# [Supplied data]
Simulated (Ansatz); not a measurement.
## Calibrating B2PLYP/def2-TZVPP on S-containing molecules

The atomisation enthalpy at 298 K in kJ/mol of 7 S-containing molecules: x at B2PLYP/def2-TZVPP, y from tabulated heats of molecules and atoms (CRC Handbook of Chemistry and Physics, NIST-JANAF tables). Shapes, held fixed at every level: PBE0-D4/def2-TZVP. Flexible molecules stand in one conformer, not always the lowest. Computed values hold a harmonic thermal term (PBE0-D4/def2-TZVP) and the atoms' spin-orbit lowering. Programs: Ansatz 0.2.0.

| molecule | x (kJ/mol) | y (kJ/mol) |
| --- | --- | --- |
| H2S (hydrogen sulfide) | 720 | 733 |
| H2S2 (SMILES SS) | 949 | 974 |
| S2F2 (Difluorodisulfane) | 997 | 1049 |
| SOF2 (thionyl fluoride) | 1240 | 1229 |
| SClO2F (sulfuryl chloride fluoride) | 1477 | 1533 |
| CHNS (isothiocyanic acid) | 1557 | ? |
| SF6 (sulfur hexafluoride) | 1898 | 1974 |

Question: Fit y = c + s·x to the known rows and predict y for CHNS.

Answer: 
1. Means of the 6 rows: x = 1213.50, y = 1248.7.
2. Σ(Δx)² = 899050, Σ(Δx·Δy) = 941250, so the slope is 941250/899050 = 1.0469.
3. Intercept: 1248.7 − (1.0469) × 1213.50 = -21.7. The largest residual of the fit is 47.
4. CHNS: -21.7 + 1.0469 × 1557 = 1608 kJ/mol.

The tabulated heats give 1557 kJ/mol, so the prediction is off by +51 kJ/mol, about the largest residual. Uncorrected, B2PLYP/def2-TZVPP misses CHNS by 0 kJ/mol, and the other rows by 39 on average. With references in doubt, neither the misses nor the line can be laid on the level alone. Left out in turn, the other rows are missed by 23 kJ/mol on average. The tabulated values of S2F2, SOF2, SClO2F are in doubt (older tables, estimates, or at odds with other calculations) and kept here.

# [Task item]
Could you copy exactly the lines from the first line of the records above through the line containing "1240 | 1229 |", both included, and nothing else?

# [Written solution]
Simulated (Ansatz); not a measurement.
## Calibrating B2PLYP/def2-TZVPP on S-containing molecules

The atomisation enthalpy at 298 K in kJ/mol of 7 S-containing molecules: x at B2PLYP/def2-TZVPP, y from tabulated heats of molecules and atoms (CRC Handbook of Chemistry and Physics, NIST-JANAF tables). Shapes, held fixed at every level: PBE0-D4/def2-TZVP. Flexible molecules stand in one conformer, not always the lowest. Computed values hold a harmonic thermal term (PBE0-D4/def2-TZVP) and the atoms' spin-orbit lowering. Programs: Ansatz 0.2.0.

| molecule | x (kJ/mol) | y (kJ/mol) |
| --- | --- | --- |
| H2S (hydrogen sulfide) | 720 | 733 |
| H2S2 (SMILES SS) | 949 | 974 |
| S2F2 (Difluorodisulfane) | 997 | 1049 |
| SOF2 (thionyl fluoride) | 1240 | 1229 |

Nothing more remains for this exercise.